◇ ◇ ◇ ◇ ◇ ◇ ◇

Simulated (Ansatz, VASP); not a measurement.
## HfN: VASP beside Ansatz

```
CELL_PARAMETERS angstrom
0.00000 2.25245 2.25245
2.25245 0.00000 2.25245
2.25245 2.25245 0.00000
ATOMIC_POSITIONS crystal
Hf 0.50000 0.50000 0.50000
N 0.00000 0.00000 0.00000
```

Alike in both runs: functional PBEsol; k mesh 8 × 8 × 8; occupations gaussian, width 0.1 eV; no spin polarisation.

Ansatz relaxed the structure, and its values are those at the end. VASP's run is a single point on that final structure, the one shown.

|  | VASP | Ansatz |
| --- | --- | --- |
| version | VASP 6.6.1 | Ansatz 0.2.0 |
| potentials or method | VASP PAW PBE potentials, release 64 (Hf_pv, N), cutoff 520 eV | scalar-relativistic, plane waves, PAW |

◇ ◇ ◇ ◇ ◇ ◇ ◇

## Work order
Could you please print the entire listing exactly?

## Exercise solution
Simulated (Ansatz, VASP); not a measurement.
## HfN: VASP beside Ansatz

```
CELL_PARAMETERS angstrom
0.00000 2.25245 2.25245
2.25245 0.00000 2.25245
2.25245 2.25245 0.00000
ATOMIC_POSITIONS crystal
Hf 0.50000 0.50000 0.50000
N 0.00000 0.00000 0.00000
```

Alike in both runs: functional PBEsol; k mesh 8 × 8 × 8; occupations gaussian, width 0.1 eV; no spin polarisation.

Ansatz relaxed the structure, and its values are those at the end. VASP's run is a single point on that final structure, the one shown.

|  | VASP | Ansatz |
| --- | --- | --- |
| version | VASP 6.6.1 | Ansatz 0.2.0 |
| potentials or method | VASP PAW PBE potentials, release 64 (Hf_pv, N), cutoff 520 eV | scalar-relativistic, plane waves, PAW |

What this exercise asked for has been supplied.